_Exercise_
The listing that follows must be given again in full and exactly.

-*-
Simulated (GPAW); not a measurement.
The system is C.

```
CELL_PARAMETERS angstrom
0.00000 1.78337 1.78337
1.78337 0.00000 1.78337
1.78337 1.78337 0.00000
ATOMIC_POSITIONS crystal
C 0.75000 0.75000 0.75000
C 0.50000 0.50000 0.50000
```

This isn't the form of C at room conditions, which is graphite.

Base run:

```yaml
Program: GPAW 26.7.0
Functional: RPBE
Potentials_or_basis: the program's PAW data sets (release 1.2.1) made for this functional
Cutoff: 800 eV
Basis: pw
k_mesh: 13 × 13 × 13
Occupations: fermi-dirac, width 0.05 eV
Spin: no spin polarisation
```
-*-

_Response area_
Simulated (GPAW); not a measurement.
The system is C.

```
CELL_PARAMETERS angstrom
0.00000 1.78337 1.78337
1.78337 0.00000 1.78337
1.78337 1.78337 0.00000
ATOMIC_POSITIONS crystal
C 0.75000 0.75000 0.75000
C 0.50000 0.50000 0.50000
```

This isn't the form of C at room conditions, which is graphite.

Base run:

```yaml
Program: GPAW 26.7.0
Functional: RPBE
Potentials_or_basis: the program's PAW data sets (release 1.2.1) made for this functional
Cutoff: 800 eV
Basis: pw
k_mesh: 13 × 13 × 13
Occupations: fermi-dirac, width 0.05 eV
Spin: no spin polarisation
```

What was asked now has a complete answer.